-------- The data --------
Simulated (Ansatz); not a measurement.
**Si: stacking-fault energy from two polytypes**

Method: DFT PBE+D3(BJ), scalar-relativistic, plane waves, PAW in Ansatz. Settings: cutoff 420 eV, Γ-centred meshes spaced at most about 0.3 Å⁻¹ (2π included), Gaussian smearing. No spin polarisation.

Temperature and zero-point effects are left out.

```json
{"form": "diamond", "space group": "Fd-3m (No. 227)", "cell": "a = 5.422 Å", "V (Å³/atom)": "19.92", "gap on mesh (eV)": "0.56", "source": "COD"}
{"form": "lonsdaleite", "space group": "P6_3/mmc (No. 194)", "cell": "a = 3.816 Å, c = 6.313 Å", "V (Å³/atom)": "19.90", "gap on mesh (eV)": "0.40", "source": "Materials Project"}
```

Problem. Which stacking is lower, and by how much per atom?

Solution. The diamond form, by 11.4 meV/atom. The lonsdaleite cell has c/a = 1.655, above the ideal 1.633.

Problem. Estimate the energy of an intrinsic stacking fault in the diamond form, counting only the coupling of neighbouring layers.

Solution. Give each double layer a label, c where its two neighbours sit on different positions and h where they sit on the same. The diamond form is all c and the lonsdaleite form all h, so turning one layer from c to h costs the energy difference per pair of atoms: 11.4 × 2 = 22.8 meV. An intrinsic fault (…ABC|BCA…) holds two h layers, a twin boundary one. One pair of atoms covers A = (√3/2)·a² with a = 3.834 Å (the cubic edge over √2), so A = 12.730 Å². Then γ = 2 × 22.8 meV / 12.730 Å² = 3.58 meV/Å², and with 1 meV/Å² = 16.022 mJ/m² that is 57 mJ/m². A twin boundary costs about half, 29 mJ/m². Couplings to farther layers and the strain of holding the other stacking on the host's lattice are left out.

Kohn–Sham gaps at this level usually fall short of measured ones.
--------

• [Required action] Of the lines above, retype only those from the line containing "from two polytypes**" through the line containing "Problem. Estimate the", including both, exactly.

• [Solution]
**Si: stacking-fault energy from two polytypes**

Method: DFT PBE+D3(BJ), scalar-relativistic, plane waves, PAW in Ansatz. Settings: cutoff 420 eV, Γ-centred meshes spaced at most about 0.3 Å⁻¹ (2π included), Gaussian smearing. No spin polarisation.

Temperature and zero-point effects are left out.

```json
{"form": "diamond", "space group": "Fd-3m (No. 227)", "cell": "a = 5.422 Å", "V (Å³/atom)": "19.92", "gap on mesh (eV)": "0.56", "source": "COD"}
{"form": "lonsdaleite", "space group": "P6_3/mmc (No. 194)", "cell": "a = 3.816 Å, c = 6.313 Å", "V (Å³/atom)": "19.90", "gap on mesh (eV)": "0.40", "source": "Materials Project"}
```

Problem. Which stacking is lower, and by how much per atom?

Solution. The diamond form, by 11.4 meV/atom. The lonsdaleite cell has c/a = 1.655, above the ideal 1.633.

Problem. Estimate the energy of an intrinsic stacking fault in the diamond form, counting only the coupling of neighbouring layers.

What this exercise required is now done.